What follows is a listing; restate every line of it word for word.

◆ DATA LISTING

= = = = =

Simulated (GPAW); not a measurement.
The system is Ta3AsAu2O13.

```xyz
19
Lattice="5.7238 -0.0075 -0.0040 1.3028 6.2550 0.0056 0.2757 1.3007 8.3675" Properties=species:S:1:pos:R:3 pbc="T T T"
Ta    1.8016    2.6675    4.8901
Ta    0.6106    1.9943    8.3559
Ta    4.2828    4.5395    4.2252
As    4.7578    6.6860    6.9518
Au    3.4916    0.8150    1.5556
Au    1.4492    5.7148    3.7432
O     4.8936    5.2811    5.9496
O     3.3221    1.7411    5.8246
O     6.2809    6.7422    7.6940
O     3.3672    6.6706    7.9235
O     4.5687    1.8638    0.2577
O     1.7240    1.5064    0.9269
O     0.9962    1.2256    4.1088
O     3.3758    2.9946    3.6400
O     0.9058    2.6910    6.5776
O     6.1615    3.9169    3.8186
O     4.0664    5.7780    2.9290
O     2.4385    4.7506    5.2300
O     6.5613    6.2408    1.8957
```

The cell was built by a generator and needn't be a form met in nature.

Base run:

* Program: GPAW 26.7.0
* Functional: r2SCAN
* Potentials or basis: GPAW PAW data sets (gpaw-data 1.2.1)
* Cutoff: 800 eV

= = = = =

◆ SOLUTION
Simulated (GPAW); not a measurement.
The system is Ta3AsAu2O13.

```xyz
19
Lattice="5.7238 -0.0075 -0.0040 1.3028 6.2550 0.0056 0.2757 1.3007 8.3675" Properties=species:S:1:pos:R:3 pbc="T T T"
Ta    1.8016    2.6675    4.8901
Ta    0.6106    1.9943    8.3559
Ta    4.2828    4.5395    4.2252
As    4.7578    6.6860    6.9518
Au    3.4916    0.8150    1.5556
Au    1.4492    5.7148    3.7432
O     4.8936    5.2811    5.9496
O     3.3221    1.7411    5.8246
O     6.2809    6.7422    7.6940
O     3.3672    6.6706    7.9235
O     4.5687    1.8638    0.2577
O     1.7240    1.5064    0.9269
O     0.9962    1.2256    4.1088
O     3.3758    2.9946    3.6400
O     0.9058    2.6910    6.5776
O     6.1615    3.9169    3.8186
O     4.0664    5.7780    2.9290
O     2.4385    4.7506    5.2300
O     6.5613    6.2408    1.8957
```

The cell was built by a generator and needn't be a form met in nature.

Base run:

* Program: GPAW 26.7.0
* Functional: r2SCAN
* Potentials or basis: GPAW PAW data sets (gpaw-data 1.2.1)
* Cutoff: 800 eV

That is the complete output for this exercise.